Set down again exactly the lines of the listing below that fall between the line holding "The cell of" and the line holding "Energies count from", inclusive.

■ DATA SUPPLIED
◆ ◆ ◆

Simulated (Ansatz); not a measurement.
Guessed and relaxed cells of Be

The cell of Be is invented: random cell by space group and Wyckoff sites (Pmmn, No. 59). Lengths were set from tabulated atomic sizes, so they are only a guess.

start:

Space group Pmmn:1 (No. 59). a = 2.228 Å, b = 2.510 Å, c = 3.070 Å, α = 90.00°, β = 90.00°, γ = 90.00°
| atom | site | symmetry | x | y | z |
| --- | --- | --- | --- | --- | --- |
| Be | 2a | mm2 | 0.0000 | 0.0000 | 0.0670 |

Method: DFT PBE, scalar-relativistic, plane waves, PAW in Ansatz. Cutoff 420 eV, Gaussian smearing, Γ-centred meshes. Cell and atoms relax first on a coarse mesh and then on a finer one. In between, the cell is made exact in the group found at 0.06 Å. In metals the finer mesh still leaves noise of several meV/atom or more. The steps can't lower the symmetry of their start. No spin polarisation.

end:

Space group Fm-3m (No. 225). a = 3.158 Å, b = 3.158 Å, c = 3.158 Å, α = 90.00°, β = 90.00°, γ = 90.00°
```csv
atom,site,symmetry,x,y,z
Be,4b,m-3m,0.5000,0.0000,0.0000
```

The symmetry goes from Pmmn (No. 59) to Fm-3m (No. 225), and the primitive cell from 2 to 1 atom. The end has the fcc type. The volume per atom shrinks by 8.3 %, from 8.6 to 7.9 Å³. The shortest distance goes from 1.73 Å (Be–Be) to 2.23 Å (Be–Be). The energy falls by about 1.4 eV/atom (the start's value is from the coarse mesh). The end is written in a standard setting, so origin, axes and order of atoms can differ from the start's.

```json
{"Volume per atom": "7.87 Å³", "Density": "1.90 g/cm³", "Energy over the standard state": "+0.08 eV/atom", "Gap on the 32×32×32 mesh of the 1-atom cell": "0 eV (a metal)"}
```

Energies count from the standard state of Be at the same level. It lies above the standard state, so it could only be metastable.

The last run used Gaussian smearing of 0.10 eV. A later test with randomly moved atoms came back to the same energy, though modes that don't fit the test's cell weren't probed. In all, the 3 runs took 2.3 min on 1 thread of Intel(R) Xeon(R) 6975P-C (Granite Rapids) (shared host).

◆ ◆ ◆

■ TASK ANSWER
The cell of Be is invented: random cell by space group and Wyckoff sites (Pmmn, No. 59). Lengths were set from tabulated atomic sizes, so they are only a guess.

start:

Space group Pmmn:1 (No. 59). a = 2.228 Å, b = 2.510 Å, c = 3.070 Å, α = 90.00°, β = 90.00°, γ = 90.00°
| atom | site | symmetry | x | y | z |
| --- | --- | --- | --- | --- | --- |
| Be | 2a | mm2 | 0.0000 | 0.0000 | 0.0670 |

Method: DFT PBE, scalar-relativistic, plane waves, PAW in Ansatz. Cutoff 420 eV, Gaussian smearing, Γ-centred meshes. Cell and atoms relax first on a coarse mesh and then on a finer one. In between, the cell is made exact in the group found at 0.06 Å. In metals the finer mesh still leaves noise of several meV/atom or more. The steps can't lower the symmetry of their start. No spin polarisation.

end:

Space group Fm-3m (No. 225). a = 3.158 Å, b = 3.158 Å, c = 3.158 Å, α = 90.00°, β = 90.00°, γ = 90.00°
```csv
atom,site,symmetry,x,y,z
Be,4b,m-3m,0.5000,0.0000,0.0000
```

The symmetry goes from Pmmn (No. 59) to Fm-3m (No. 225), and the primitive cell from 2 to 1 atom. The end has the fcc type. The volume per atom shrinks by 8.3 %, from 8.6 to 7.9 Å³. The shortest distance goes from 1.73 Å (Be–Be) to 2.23 Å (Be–Be). The energy falls by about 1.4 eV/atom (the start's value is from the coarse mesh). The end is written in a standard setting, so origin, axes and order of atoms can differ from the start's.

```json
{"Volume per atom": "7.87 Å³", "Density": "1.90 g/cm³", "Energy over the standard state": "+0.08 eV/atom", "Gap on the 32×32×32 mesh of the 1-atom cell": "0 eV (a metal)"}
```

Energies count from the standard state of Be at the same level. It lies above the standard state, so it could only be metastable.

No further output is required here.